* _Work request_
Please write out the data below once more, exactly as it stands.

* _Data section_
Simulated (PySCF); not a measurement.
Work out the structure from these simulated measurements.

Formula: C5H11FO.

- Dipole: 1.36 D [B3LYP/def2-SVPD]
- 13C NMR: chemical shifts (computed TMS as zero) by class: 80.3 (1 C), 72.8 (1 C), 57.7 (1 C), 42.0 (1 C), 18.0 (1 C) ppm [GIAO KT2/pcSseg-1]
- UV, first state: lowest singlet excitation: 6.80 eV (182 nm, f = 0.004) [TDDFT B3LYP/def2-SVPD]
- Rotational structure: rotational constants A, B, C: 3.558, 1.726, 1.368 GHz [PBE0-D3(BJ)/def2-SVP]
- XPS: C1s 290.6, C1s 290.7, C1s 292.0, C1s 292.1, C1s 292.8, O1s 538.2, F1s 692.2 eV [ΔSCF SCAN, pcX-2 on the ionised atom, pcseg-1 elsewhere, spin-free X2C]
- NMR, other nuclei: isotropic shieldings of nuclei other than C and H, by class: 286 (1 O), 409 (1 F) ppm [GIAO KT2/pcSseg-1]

* _Exercise response_
Simulated (PySCF); not a measurement.
Work out the structure from these simulated measurements.

Formula: C5H11FO.

- Dipole: 1.36 D [B3LYP/def2-SVPD]
- 13C NMR: chemical shifts (computed TMS as zero) by class: 80.3 (1 C), 72.8 (1 C), 57.7 (1 C), 42.0 (1 C), 18.0 (1 C) ppm [GIAO KT2/pcSseg-1]
- UV, first state: lowest singlet excitation: 6.80 eV (182 nm, f = 0.004) [TDDFT B3LYP/def2-SVPD]
- Rotational structure: rotational constants A, B, C: 3.558, 1.726, 1.368 GHz [PBE0-D3(BJ)/def2-SVP]
- XPS: C1s 290.6, C1s 290.7, C1s 292.0, C1s 292.1, C1s 292.8, O1s 538.2, F1s 692.2 eV [ΔSCF SCAN, pcX-2 on the ionised atom, pcseg-1 elsewhere, spin-free X2C]
- NMR, other nuclei: isotropic shieldings of nuclei other than C and H, by class: 286 (1 O), 409 (1 F) ppm [GIAO KT2/pcSseg-1]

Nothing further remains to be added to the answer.